ASSIGNMENT -
Below are records; reproduce exactly the lines from the one that has "A relaxation of" through the one that has "Hydrogen: up to", ends included, and nothing more.

INFORMATION SUPPLIED -
# # # # # # #

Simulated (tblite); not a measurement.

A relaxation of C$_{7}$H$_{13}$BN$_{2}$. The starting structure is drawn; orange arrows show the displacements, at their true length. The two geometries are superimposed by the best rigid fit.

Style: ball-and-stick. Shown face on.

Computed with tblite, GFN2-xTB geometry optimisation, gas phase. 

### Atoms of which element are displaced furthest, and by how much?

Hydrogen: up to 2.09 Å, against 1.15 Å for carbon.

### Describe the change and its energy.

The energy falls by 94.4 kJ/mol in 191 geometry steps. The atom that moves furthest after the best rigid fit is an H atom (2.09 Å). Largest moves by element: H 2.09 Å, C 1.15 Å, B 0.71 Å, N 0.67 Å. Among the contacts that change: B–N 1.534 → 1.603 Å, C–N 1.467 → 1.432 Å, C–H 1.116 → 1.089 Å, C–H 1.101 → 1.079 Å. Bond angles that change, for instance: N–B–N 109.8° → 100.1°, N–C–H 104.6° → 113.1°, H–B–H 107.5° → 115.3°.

# # # # # # #

EXERCISE SOLUTION -
A relaxation of C$_{7}$H$_{13}$BN$_{2}$. The starting structure is drawn; orange arrows show the displacements, at their true length. The two geometries are superimposed by the best rigid fit.

Style: ball-and-stick. Shown face on.

Computed with tblite, GFN2-xTB geometry optimisation, gas phase. 

### Atoms of which element are displaced furthest, and by how much?

Hydrogen: up to 2.09 Å, against 1.15 Å for carbon.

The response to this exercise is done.